● Brief
Please return each line of the listing exactly as given.

Record set START
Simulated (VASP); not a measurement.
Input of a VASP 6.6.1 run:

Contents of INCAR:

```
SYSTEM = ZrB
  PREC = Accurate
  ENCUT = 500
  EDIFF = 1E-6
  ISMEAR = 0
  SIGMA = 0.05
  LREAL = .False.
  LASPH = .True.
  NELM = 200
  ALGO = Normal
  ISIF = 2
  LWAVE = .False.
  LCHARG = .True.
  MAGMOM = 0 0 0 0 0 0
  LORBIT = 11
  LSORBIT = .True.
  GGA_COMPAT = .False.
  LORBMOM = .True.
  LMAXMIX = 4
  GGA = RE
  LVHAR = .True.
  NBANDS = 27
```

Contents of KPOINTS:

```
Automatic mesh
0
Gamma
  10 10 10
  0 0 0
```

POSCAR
Record set END

● Written response
Simulated (VASP); not a measurement.
Input of a VASP 6.6.1 run:

Contents of INCAR:

```
SYSTEM = ZrB
  PREC = Accurate
  ENCUT = 500
  EDIFF = 1E-6
  ISMEAR = 0
  SIGMA = 0.05
  LREAL = .False.
  LASPH = .True.
  NELM = 200
  ALGO = Normal
  ISIF = 2
  LWAVE = .False.
  LCHARG = .True.
  MAGMOM = 0 0 0 0 0 0
  LORBIT = 11
  LSORBIT = .True.
  GGA_COMPAT = .False.
  LORBMOM = .True.
  LMAXMIX = 4
  GGA = RE
  LVHAR = .True.
  NBANDS = 27
```

Contents of KPOINTS:

```
Automatic mesh
0
Gamma
  10 10 10
  0 0 0
```

POSCAR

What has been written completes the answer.